> [ASSIGNED TASK]
Write out the data exactly from its first line onward, ending with the line in which "Potentials or basis: VASP" appears.

> [PROVIDED DATA]
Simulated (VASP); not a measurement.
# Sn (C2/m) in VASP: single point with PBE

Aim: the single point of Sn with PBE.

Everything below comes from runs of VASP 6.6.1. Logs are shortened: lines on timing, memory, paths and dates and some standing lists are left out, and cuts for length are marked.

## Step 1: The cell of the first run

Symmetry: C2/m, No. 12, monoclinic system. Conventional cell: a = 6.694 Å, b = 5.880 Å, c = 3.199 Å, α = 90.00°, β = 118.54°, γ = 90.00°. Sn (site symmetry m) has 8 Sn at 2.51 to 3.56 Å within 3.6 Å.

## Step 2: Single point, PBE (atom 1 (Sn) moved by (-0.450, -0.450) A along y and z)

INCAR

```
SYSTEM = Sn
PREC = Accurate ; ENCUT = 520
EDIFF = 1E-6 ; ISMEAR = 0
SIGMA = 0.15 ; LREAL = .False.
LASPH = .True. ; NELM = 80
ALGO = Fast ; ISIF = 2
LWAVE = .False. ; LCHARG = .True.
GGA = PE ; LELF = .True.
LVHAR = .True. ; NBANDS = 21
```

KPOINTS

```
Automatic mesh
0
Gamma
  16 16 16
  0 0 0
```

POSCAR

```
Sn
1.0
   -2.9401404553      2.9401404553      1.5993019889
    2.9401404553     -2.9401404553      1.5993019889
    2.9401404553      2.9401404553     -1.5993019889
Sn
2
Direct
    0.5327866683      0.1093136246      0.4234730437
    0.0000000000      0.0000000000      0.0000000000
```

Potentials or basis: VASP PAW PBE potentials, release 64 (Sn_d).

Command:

> [YOUR SOLUTION]
Simulated (VASP); not a measurement.
# Sn (C2/m) in VASP: single point with PBE

Aim: the single point of Sn with PBE.

Everything below comes from runs of VASP 6.6.1. Logs are shortened: lines on timing, memory, paths and dates and some standing lists are left out, and cuts for length are marked.

## Step 1: The cell of the first run

Symmetry: C2/m, No. 12, monoclinic system. Conventional cell: a = 6.694 Å, b = 5.880 Å, c = 3.199 Å, α = 90.00°, β = 118.54°, γ = 90.00°. Sn (site symmetry m) has 8 Sn at 2.51 to 3.56 Å within 3.6 Å.

## Step 2: Single point, PBE (atom 1 (Sn) moved by (-0.450, -0.450) A along y and z)

INCAR

```
SYSTEM = Sn
PREC = Accurate ; ENCUT = 520
EDIFF = 1E-6 ; ISMEAR = 0
SIGMA = 0.15 ; LREAL = .False.
LASPH = .True. ; NELM = 80
ALGO = Fast ; ISIF = 2
LWAVE = .False. ; LCHARG = .True.
GGA = PE ; LELF = .True.
LVHAR = .True. ; NBANDS = 21
```

KPOINTS

```
Automatic mesh
0
Gamma
  16 16 16
  0 0 0
```

POSCAR

```
Sn
1.0
   -2.9401404553      2.9401404553      1.5993019889
    2.9401404553     -2.9401404553      1.5993019889
    2.9401404553      2.9401404553     -1.5993019889
Sn
2
Direct
    0.5327866683      0.1093136246      0.4234730437
    0.0000000000      0.0000000000      0.0000000000
```

Potentials or basis: VASP PAW PBE potentials, release 64 (Sn_d).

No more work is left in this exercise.